▶ Assigned task
Retype all of the records shown beneath this task, exactly as they stand.

---------- Given information

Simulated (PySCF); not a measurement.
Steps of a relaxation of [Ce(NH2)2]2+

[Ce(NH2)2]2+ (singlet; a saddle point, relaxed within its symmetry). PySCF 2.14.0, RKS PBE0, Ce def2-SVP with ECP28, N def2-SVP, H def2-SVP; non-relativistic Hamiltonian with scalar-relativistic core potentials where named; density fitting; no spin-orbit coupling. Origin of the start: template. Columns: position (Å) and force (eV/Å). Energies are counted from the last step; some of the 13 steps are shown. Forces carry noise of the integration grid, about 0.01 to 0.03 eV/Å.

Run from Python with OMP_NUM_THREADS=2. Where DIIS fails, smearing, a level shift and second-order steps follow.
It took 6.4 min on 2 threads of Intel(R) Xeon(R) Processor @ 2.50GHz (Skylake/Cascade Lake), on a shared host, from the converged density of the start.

--------------------

▶ Task answer
Simulated (PySCF); not a measurement.
Steps of a relaxation of [Ce(NH2)2]2+

[Ce(NH2)2]2+ (singlet; a saddle point, relaxed within its symmetry). PySCF 2.14.0, RKS PBE0, Ce def2-SVP with ECP28, N def2-SVP, H def2-SVP; non-relativistic Hamiltonian with scalar-relativistic core potentials where named; density fitting; no spin-orbit coupling. Origin of the start: template. Columns: position (Å) and force (eV/Å). Energies are counted from the last step; some of the 13 steps are shown. Forces carry noise of the integration grid, about 0.01 to 0.03 eV/Å.

Run from Python with OMP_NUM_THREADS=2. Where DIIS fails, smearing, a level shift and second-order steps follow.
It took 6.4 min on 2 threads of Intel(R) Xeon(R) Processor @ 2.50GHz (Skylake/Cascade Lake), on a shared host, from the converged density of the start.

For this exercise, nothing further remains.